* WORK REQUEST: Keeping every character intact, repeat the whole listing.

* SUPPLIED RECORDS:
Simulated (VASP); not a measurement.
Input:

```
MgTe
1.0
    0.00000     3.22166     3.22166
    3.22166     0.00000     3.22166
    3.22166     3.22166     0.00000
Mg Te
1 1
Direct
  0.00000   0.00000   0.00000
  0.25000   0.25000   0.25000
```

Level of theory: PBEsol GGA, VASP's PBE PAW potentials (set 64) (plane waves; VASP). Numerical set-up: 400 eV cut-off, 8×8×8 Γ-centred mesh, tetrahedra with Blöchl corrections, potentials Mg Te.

* TASK OUTPUT:
Simulated (VASP); not a measurement.
Input:

```
MgTe
1.0
    0.00000     3.22166     3.22166
    3.22166     0.00000     3.22166
    3.22166     3.22166     0.00000
Mg Te
1 1
Direct
  0.00000   0.00000   0.00000
  0.25000   0.25000   0.25000
```

Level of theory: PBEsol GGA, VASP's PBE PAW potentials (set 64) (plane waves; VASP). Numerical set-up: 400 eV cut-off, 8×8×8 Γ-centred mesh, tetrahedra with Blöchl corrections, potentials Mg Te.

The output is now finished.